* [WORK TASK]
Reproduce the first line of the material below and each line after it, exactly, through the line containing "Potential: optimised norm-conserving", and give nothing more.

====

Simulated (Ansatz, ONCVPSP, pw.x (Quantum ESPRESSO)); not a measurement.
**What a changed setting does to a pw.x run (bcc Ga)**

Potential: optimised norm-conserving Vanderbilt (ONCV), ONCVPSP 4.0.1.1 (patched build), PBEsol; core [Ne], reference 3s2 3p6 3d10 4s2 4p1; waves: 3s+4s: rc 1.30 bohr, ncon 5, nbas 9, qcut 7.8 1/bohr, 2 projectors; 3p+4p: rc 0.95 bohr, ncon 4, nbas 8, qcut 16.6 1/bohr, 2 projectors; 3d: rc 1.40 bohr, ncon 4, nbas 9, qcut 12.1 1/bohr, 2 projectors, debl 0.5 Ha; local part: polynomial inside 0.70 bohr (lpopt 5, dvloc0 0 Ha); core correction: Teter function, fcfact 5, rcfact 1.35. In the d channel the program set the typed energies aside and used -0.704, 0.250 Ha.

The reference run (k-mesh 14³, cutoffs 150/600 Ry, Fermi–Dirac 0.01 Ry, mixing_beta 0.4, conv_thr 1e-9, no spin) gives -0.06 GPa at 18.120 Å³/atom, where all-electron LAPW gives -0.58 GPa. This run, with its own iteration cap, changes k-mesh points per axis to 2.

====

* [TASK SOLUTION]
Simulated (Ansatz, ONCVPSP, pw.x (Quantum ESPRESSO)); not a measurement.
**What a changed setting does to a pw.x run (bcc Ga)**

Potential: optimised norm-conserving Vanderbilt (ONCV), ONCVPSP 4.0.1.1 (patched build), PBEsol; core [Ne], reference 3s2 3p6 3d10 4s2 4p1; waves: 3s+4s: rc 1.30 bohr, ncon 5, nbas 9, qcut 7.8 1/bohr, 2 projectors; 3p+4p: rc 0.95 bohr, ncon 4, nbas 8, qcut 16.6 1/bohr, 2 projectors; 3d: rc 1.40 bohr, ncon 4, nbas 9, qcut 12.1 1/bohr, 2 projectors, debl 0.5 Ha; local part: polynomial inside 0.70 bohr (lpopt 5, dvloc0 0 Ha); core correction: Teter function, fcfact 5, rcfact 1.35. In the d channel the program set the typed energies aside and used -0.704, 0.250 Ha.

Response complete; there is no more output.